EXCERPTED DATA below:
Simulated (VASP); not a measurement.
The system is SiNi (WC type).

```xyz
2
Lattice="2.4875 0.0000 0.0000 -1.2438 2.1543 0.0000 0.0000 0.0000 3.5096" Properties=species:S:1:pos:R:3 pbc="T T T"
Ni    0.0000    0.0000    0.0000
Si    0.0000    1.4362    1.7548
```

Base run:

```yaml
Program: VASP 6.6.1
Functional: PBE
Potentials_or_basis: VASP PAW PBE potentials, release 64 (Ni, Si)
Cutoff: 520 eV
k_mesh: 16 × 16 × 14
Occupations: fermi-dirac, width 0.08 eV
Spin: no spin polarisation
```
End of EXCERPTED DATA.

[WORK TASK]
Would you please copy out every line of the data exactly?

[ANSWER BOX]
Simulated (VASP); not a measurement.
The system is SiNi (WC type).

```xyz
2
Lattice="2.4875 0.0000 0.0000 -1.2438 2.1543 0.0000 0.0000 0.0000 3.5096" Properties=species:S:1:pos:R:3 pbc="T T T"
Ni    0.0000    0.0000    0.0000
Si    0.0000    1.4362    1.7548
```

Base run:

```yaml
Program: VASP 6.6.1
Functional: PBE
Potentials_or_basis: VASP PAW PBE potentials, release 64 (Ni, Si)
Cutoff: 520 eV
k_mesh: 16 × 16 × 14
Occupations: fermi-dirac, width 0.08 eV
Spin: no spin polarisation
```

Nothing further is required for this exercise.